§ **Action item**: Could every entry be set down once more, exactly as given?

§ **Provided data**:
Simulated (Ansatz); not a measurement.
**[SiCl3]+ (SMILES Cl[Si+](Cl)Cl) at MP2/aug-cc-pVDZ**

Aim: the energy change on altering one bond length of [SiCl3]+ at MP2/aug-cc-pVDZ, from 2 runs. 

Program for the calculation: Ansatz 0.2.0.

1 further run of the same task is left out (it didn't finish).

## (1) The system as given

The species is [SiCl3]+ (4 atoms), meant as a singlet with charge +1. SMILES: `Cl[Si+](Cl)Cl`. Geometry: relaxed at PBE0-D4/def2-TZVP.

§ **Task result**:
Simulated (Ansatz); not a measurement.
**[SiCl3]+ (SMILES Cl[Si+](Cl)Cl) at MP2/aug-cc-pVDZ**

Aim: the energy change on altering one bond length of [SiCl3]+ at MP2/aug-cc-pVDZ, from 2 runs. 

Program for the calculation: Ansatz 0.2.0.

1 further run of the same task is left out (it didn't finish).

## (1) The system as given

The species is [SiCl3]+ (4 atoms), meant as a singlet with charge +1. SMILES: `Cl[Si+](Cl)Cl`. Geometry: relaxed at PBE0-D4/def2-TZVP.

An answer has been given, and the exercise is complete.